PROVIDED INFORMATION -
· · · ·

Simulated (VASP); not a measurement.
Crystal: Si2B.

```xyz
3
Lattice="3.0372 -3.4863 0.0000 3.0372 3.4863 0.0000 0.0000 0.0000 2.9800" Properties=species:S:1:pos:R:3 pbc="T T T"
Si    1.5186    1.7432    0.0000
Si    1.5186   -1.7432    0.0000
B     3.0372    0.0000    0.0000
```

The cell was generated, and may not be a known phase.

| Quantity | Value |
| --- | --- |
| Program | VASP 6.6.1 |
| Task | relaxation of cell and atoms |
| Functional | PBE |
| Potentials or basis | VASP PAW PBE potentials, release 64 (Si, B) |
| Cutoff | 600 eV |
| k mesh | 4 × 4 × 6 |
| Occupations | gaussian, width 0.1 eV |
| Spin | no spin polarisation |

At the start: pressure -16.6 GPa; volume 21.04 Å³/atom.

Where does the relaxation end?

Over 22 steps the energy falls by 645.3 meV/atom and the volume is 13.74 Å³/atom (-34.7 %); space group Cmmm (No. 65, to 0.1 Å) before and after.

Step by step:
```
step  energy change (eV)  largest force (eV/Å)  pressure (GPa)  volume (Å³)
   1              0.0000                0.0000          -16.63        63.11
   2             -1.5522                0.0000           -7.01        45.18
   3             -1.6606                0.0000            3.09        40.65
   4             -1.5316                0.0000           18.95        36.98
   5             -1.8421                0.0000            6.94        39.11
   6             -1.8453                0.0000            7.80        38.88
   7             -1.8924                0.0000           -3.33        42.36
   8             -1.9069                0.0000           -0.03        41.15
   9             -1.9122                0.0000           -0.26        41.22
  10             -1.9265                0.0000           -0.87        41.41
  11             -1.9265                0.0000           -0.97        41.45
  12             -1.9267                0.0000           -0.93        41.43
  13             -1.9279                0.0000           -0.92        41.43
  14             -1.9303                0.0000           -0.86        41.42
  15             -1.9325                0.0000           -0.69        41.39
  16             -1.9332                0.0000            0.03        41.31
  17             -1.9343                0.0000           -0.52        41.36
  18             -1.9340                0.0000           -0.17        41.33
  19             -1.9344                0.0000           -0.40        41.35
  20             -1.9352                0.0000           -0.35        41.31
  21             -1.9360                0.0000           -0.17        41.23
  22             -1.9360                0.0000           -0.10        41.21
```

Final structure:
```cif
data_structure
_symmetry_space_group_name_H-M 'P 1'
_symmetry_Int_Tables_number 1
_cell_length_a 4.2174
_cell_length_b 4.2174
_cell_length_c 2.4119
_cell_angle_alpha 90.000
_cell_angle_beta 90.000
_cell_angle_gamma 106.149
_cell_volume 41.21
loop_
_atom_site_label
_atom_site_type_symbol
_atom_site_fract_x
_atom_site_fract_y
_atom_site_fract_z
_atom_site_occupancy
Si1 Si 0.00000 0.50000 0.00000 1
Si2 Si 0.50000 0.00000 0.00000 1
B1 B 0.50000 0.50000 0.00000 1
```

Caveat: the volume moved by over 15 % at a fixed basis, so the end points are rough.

· · · ·

WORK ITEM -
Please, from the material above, copy only the lines from the line with "VASP 6.6.1 |" up to and including the line with "spin polarisation |", exactly as written.

EXERCISE OUTPUT -
| Program | VASP 6.6.1 |
| Task | relaxation of cell and atoms |
| Functional | PBE |
| Potentials or basis | VASP PAW PBE potentials, release 64 (Si, B) |
| Cutoff | 600 eV |
| k mesh | 4 × 4 × 6 |
| Occupations | gaussian, width 0.1 eV |
| Spin | no spin polarisation |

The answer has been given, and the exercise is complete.